■ **Assignment**
The answer must be an exact copy of all the data below.

_ _ _ _ _

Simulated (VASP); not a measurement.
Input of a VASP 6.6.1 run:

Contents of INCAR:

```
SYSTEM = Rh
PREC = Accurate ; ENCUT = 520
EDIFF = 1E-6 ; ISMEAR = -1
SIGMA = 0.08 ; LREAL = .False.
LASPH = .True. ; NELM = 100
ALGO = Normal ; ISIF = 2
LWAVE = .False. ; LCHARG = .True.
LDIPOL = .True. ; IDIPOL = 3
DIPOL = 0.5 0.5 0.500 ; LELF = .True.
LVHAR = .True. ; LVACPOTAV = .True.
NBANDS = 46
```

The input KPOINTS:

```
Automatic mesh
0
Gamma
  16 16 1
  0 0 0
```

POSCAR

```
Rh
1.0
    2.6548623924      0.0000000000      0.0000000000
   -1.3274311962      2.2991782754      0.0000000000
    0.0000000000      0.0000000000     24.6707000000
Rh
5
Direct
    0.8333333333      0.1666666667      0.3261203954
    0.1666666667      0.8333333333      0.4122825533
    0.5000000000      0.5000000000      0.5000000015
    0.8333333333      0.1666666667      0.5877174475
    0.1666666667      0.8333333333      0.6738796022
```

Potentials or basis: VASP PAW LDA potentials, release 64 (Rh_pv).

_ _ _ _ _

■ **Response box**
Simulated (VASP); not a measurement.
Input of a VASP 6.6.1 run:

Contents of INCAR:

```
SYSTEM = Rh
PREC = Accurate ; ENCUT = 520
EDIFF = 1E-6 ; ISMEAR = -1
SIGMA = 0.08 ; LREAL = .False.
LASPH = .True. ; NELM = 100
ALGO = Normal ; ISIF = 2
LWAVE = .False. ; LCHARG = .True.
LDIPOL = .True. ; IDIPOL = 3
DIPOL = 0.5 0.5 0.500 ; LELF = .True.
LVHAR = .True. ; LVACPOTAV = .True.
NBANDS = 46
```

The input KPOINTS:

```
Automatic mesh
0
Gamma
  16 16 1
  0 0 0
```

POSCAR

```
Rh
1.0
    2.6548623924      0.0000000000      0.0000000000
   -1.3274311962      2.2991782754      0.0000000000
    0.0000000000      0.0000000000     24.6707000000
Rh
5
Direct
    0.8333333333      0.1666666667      0.3261203954
    0.1666666667      0.8333333333      0.4122825533
    0.5000000000      0.5000000000      0.5000000015
    0.8333333333      0.1666666667      0.5877174475
    0.1666666667      0.8333333333      0.6738796022
```

Potentials or basis: VASP PAW LDA potentials, release 64 (Rh_pv).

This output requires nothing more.